Action item: Reproduce the lines of the listing exactly, beginning at the top, until the line with "Ansatz results at" has been reproduced too.

Data for review:
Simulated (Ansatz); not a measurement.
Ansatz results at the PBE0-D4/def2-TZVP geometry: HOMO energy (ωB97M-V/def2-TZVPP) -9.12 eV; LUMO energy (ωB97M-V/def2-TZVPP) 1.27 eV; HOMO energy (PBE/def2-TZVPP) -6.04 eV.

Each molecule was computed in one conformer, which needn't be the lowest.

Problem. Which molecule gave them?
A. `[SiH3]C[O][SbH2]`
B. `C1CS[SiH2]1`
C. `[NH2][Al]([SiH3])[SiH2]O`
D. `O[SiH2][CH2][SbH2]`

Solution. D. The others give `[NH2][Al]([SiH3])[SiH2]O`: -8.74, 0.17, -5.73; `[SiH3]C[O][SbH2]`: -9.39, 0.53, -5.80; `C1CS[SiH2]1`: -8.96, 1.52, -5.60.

Expected answer:
Simulated (Ansatz); not a measurement.
Ansatz results at the PBE0-D4/def2-TZVP geometry: HOMO energy (ωB97M-V/def2-TZVPP) -9.12 eV; LUMO energy (ωB97M-V/def2-TZVPP) 1.27 eV; HOMO energy (PBE/def2-TZVPP) -6.04 eV.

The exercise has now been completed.